= Brief =
Word for word, restate each entry that appears below.

= Recorded information =
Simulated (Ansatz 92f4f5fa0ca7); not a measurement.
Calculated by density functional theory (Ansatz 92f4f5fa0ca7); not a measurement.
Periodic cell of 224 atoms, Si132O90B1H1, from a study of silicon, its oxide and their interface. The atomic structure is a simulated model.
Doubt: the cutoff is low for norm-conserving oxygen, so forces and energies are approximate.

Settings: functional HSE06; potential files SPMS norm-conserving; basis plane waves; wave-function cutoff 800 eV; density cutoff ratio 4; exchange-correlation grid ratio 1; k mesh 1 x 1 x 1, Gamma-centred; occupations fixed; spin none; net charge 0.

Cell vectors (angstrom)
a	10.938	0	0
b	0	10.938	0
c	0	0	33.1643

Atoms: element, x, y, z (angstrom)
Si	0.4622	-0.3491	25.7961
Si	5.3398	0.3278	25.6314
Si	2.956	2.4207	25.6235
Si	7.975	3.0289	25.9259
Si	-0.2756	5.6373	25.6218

= Result =
Simulated (Ansatz 92f4f5fa0ca7); not a measurement.
Calculated by density functional theory (Ansatz 92f4f5fa0ca7); not a measurement.
Periodic cell of 224 atoms, Si132O90B1H1, from a study of silicon, its oxide and their interface. The atomic structure is a simulated model.
Doubt: the cutoff is low for norm-conserving oxygen, so forces and energies are approximate.

Settings: functional HSE06; potential files SPMS norm-conserving; basis plane waves; wave-function cutoff 800 eV; density cutoff ratio 4; exchange-correlation grid ratio 1; k mesh 1 x 1 x 1, Gamma-centred; occupations fixed; spin none; net charge 0.

Cell vectors (angstrom)
a	10.938	0	0
b	0	10.938	0
c	0	0	33.1643

Atoms: element, x, y, z (angstrom)
Si	0.4622	-0.3491	25.7961
Si	5.3398	0.3278	25.6314
Si	2.956	2.4207	25.6235
Si	7.975	3.0289	25.9259
Si	-0.2756	5.6373	25.6218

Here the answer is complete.